Material supplied>
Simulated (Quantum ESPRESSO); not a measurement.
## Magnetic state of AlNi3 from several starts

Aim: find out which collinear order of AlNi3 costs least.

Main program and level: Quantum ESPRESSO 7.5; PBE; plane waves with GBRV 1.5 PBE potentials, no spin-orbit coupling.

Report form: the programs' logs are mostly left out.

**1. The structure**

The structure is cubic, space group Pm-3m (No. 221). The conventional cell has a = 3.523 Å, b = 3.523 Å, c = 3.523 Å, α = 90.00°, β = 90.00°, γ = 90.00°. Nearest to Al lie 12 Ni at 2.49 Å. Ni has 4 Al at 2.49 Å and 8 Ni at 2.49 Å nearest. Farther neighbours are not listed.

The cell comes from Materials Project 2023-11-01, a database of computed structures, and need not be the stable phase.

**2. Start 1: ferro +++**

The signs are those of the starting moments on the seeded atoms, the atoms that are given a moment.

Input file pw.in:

Work order>
Take the listing above and write it out again exactly.

Expected answer>
Simulated (Quantum ESPRESSO); not a measurement.
## Magnetic state of AlNi3 from several starts

Aim: find out which collinear order of AlNi3 costs least.

Main program and level: Quantum ESPRESSO 7.5; PBE; plane waves with GBRV 1.5 PBE potentials, no spin-orbit coupling.

Report form: the programs' logs are mostly left out.

**1. The structure**

The structure is cubic, space group Pm-3m (No. 221). The conventional cell has a = 3.523 Å, b = 3.523 Å, c = 3.523 Å, α = 90.00°, β = 90.00°, γ = 90.00°. Nearest to Al lie 12 Ni at 2.49 Å. Ni has 4 Al at 2.49 Å and 8 Ni at 2.49 Å nearest. Farther neighbours are not listed.

The cell comes from Materials Project 2023-11-01, a database of computed structures, and need not be the stable phase.

**2. Start 1: ferro +++**

The signs are those of the starting moments on the seeded atoms, the atoms that are given a moment.

Input file pw.in:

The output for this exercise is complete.